# ASSIGNED TASK
Please copy every line of the material exactly.

# RECORDS SUPPLIED
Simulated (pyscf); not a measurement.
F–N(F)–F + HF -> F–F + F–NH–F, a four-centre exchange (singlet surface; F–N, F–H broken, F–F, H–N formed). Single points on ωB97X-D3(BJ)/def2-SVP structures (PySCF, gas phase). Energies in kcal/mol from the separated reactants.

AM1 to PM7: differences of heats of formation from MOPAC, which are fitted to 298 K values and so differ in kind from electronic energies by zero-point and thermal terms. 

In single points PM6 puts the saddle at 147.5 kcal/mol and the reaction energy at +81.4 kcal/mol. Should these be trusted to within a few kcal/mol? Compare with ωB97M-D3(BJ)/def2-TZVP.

# RESULT
Simulated (pyscf); not a measurement.
F–N(F)–F + HF -> F–F + F–NH–F, a four-centre exchange (singlet surface; F–N, F–H broken, F–F, H–N formed). Single points on ωB97X-D3(BJ)/def2-SVP structures (PySCF, gas phase). Energies in kcal/mol from the separated reactants.

AM1 to PM7: differences of heats of formation from MOPAC, which are fitted to 298 K values and so differ in kind from electronic energies by zero-point and thermal terms. 

In single points PM6 puts the saddle at 147.5 kcal/mol and the reaction energy at +81.4 kcal/mol. Should these be trusted to within a few kcal/mol? Compare with ωB97M-D3(BJ)/def2-TZVP.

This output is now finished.